WORK ORDER:
From the first line of the data below, copy each line up to the one containing "17.41 Å³/atom |", and include that line too.

RECORDS PROVIDED:
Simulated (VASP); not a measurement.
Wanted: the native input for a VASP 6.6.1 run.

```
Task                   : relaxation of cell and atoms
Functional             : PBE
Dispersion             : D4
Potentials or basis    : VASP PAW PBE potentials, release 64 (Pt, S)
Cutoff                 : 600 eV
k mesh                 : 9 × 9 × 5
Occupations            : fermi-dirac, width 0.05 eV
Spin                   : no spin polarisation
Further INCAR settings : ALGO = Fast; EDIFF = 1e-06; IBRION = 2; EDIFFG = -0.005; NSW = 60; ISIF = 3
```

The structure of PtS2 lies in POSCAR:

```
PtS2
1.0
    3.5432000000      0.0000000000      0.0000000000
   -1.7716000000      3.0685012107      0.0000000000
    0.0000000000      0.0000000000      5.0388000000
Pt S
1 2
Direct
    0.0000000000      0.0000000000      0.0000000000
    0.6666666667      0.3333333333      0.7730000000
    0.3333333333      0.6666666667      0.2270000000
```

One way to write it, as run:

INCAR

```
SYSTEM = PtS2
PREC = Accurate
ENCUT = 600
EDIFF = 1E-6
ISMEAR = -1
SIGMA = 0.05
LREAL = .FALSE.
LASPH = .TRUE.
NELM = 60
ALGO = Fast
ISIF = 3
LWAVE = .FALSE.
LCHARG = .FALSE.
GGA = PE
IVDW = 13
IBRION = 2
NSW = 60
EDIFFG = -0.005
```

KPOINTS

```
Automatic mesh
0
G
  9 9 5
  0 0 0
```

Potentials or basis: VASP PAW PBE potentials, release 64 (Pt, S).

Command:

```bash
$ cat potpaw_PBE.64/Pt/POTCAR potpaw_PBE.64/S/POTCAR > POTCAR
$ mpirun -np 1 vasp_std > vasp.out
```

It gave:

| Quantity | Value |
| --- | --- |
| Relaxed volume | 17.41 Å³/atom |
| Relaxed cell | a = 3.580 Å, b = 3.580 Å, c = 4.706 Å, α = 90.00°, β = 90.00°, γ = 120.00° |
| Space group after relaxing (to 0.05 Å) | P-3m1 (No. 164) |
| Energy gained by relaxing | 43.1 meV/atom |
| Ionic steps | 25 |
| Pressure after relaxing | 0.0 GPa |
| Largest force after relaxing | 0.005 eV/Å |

RESULT:
Simulated (VASP); not a measurement.
Wanted: the native input for a VASP 6.6.1 run.

```
Task                   : relaxation of cell and atoms
Functional             : PBE
Dispersion             : D4
Potentials or basis    : VASP PAW PBE potentials, release 64 (Pt, S)
Cutoff                 : 600 eV
k mesh                 : 9 × 9 × 5
Occupations            : fermi-dirac, width 0.05 eV
Spin                   : no spin polarisation
Further INCAR settings : ALGO = Fast; EDIFF = 1e-06; IBRION = 2; EDIFFG = -0.005; NSW = 60; ISIF = 3
```

The structure of PtS2 lies in POSCAR:

```
PtS2
1.0
    3.5432000000      0.0000000000      0.0000000000
   -1.7716000000      3.0685012107      0.0000000000
    0.0000000000      0.0000000000      5.0388000000
Pt S
1 2
Direct
    0.0000000000      0.0000000000      0.0000000000
    0.6666666667      0.3333333333      0.7730000000
    0.3333333333      0.6666666667      0.2270000000
```

One way to write it, as run:

INCAR

```
SYSTEM = PtS2
PREC = Accurate
ENCUT = 600
EDIFF = 1E-6
ISMEAR = -1
SIGMA = 0.05
LREAL = .FALSE.
LASPH = .TRUE.
NELM = 60
ALGO = Fast
ISIF = 3
LWAVE = .FALSE.
LCHARG = .FALSE.
GGA = PE
IVDW = 13
IBRION = 2
NSW = 60
EDIFFG = -0.005
```

KPOINTS

```
Automatic mesh
0
G
  9 9 5
  0 0 0
```

Potentials or basis: VASP PAW PBE potentials, release 64 (Pt, S).

Command:

```bash
$ cat potpaw_PBE.64/Pt/POTCAR potpaw_PBE.64/S/POTCAR > POTCAR
$ mpirun -np 1 vasp_std > vasp.out
```

It gave:

| Quantity | Value |
| --- | --- |
| Relaxed volume | 17.41 Å³/atom |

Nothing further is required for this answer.